= Activity =
Below is a listing. Set down exactly the lines from the one containing "Input and command" through the one containing "Problem. How long", both ends included, and leave out the rest.

= Data for review =
━━━━━━━━━━
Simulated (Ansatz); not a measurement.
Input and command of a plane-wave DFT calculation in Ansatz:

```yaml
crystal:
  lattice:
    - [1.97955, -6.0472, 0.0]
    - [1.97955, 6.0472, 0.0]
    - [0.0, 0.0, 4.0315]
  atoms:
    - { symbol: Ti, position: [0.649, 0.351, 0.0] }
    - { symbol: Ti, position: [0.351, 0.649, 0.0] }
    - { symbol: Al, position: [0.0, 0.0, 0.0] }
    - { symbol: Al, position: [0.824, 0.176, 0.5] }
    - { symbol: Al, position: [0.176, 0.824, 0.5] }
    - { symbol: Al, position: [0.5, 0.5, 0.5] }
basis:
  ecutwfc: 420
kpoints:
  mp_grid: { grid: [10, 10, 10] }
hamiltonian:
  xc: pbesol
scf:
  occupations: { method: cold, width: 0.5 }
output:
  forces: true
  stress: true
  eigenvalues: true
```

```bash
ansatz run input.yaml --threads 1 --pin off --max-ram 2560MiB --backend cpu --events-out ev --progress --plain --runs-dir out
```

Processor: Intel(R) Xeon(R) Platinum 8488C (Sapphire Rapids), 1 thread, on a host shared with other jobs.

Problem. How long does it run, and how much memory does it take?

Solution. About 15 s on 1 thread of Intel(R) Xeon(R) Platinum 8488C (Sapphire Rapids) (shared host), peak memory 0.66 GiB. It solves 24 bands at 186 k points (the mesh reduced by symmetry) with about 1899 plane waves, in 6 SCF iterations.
━━━━━━━━━━

= Problem solution =
Input and command of a plane-wave DFT calculation in Ansatz:

```yaml
crystal:
  lattice:
    - [1.97955, -6.0472, 0.0]
    - [1.97955, 6.0472, 0.0]
    - [0.0, 0.0, 4.0315]
  atoms:
    - { symbol: Ti, position: [0.649, 0.351, 0.0] }
    - { symbol: Ti, position: [0.351, 0.649, 0.0] }
    - { symbol: Al, position: [0.0, 0.0, 0.0] }
    - { symbol: Al, position: [0.824, 0.176, 0.5] }
    - { symbol: Al, position: [0.176, 0.824, 0.5] }
    - { symbol: Al, position: [0.5, 0.5, 0.5] }
basis:
  ecutwfc: 420
kpoints:
  mp_grid: { grid: [10, 10, 10] }
hamiltonian:
  xc: pbesol
scf:
  occupations: { method: cold, width: 0.5 }
output:
  forces: true
  stress: true
  eigenvalues: true
```

```bash
ansatz run input.yaml --threads 1 --pin off --max-ram 2560MiB --backend cpu --events-out ev --progress --plain --runs-dir out
```

Processor: Intel(R) Xeon(R) Platinum 8488C (Sapphire Rapids), 1 thread, on a host shared with other jobs.

Problem. How long does it run, and how much memory does it take?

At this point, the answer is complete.